▶ _Action item_
Among the records that follow, set down only the lines from the one containing "Alike in both" to the one containing "from the codes.", both included, exactly.

▶ _Data for analysis_
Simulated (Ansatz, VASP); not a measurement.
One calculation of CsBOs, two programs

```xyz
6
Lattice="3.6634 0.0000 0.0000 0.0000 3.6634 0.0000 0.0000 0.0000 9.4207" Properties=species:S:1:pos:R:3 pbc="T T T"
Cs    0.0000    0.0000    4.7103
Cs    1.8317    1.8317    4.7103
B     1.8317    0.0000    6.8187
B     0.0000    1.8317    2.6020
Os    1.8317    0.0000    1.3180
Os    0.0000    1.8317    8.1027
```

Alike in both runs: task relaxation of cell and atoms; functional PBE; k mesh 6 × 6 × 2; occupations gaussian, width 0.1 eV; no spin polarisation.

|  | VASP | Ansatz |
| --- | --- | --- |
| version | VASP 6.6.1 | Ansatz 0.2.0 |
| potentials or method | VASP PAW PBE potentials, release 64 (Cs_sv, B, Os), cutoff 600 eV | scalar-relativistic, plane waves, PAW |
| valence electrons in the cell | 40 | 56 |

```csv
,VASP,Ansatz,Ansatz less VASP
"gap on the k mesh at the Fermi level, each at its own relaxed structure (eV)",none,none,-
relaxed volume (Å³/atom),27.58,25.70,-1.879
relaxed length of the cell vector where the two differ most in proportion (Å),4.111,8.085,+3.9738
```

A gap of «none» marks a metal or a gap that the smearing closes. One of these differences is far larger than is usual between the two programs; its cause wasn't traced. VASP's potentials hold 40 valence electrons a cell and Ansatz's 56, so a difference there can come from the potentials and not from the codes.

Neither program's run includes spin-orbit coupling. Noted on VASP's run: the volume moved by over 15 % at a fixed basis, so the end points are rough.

▶ _Worked solution_
Alike in both runs: task relaxation of cell and atoms; functional PBE; k mesh 6 × 6 × 2; occupations gaussian, width 0.1 eV; no spin polarisation.

|  | VASP | Ansatz |
| --- | --- | --- |
| version | VASP 6.6.1 | Ansatz 0.2.0 |
| potentials or method | VASP PAW PBE potentials, release 64 (Cs_sv, B, Os), cutoff 600 eV | scalar-relativistic, plane waves, PAW |
| valence electrons in the cell | 40 | 56 |

```csv
,VASP,Ansatz,Ansatz less VASP
"gap on the k mesh at the Fermi level, each at its own relaxed structure (eV)",none,none,-
relaxed volume (Å³/atom),27.58,25.70,-1.879
relaxed length of the cell vector where the two differ most in proportion (Å),4.111,8.085,+3.9738
```

A gap of «none» marks a metal or a gap that the smearing closes. One of these differences is far larger than is usual between the two programs; its cause wasn't traced. VASP's potentials hold 40 valence electrons a cell and Ansatz's 56, so a difference there can come from the potentials and not from the codes.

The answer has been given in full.